....

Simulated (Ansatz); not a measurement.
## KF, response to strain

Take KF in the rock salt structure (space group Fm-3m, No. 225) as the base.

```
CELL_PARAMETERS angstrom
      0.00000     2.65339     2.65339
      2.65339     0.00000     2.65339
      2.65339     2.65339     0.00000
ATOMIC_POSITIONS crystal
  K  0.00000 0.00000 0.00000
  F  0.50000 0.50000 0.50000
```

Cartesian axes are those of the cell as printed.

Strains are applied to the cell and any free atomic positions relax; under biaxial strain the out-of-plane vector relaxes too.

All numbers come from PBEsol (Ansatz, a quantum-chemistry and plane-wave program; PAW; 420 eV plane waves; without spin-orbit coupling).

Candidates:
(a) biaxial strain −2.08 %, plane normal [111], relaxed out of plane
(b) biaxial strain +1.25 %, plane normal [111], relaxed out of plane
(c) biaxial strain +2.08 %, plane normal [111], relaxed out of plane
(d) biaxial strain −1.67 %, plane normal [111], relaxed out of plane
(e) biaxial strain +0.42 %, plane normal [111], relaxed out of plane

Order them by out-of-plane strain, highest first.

....

Extract the first line above and each line after it up to and including the one with "(e) biaxial strain", please, exactly and with nothing else.

-- TASK OUTPUT --
Simulated (Ansatz); not a measurement.
## KF, response to strain

Take KF in the rock salt structure (space group Fm-3m, No. 225) as the base.

```
CELL_PARAMETERS angstrom
      0.00000     2.65339     2.65339
      2.65339     0.00000     2.65339
      2.65339     2.65339     0.00000
ATOMIC_POSITIONS crystal
  K  0.00000 0.00000 0.00000
  F  0.50000 0.50000 0.50000
```

Cartesian axes are those of the cell as printed.

Strains are applied to the cell and any free atomic positions relax; under biaxial strain the out-of-plane vector relaxes too.

All numbers come from PBEsol (Ansatz, a quantum-chemistry and plane-wave program; PAW; 420 eV plane waves; without spin-orbit coupling).

Candidates:
(a) biaxial strain −2.08 %, plane normal [111], relaxed out of plane
(b) biaxial strain +1.25 %, plane normal [111], relaxed out of plane
(c) biaxial strain +2.08 %, plane normal [111], relaxed out of plane
(d) biaxial strain −1.67 %, plane normal [111], relaxed out of plane
(e) biaxial strain +0.42 %, plane normal [111], relaxed out of plane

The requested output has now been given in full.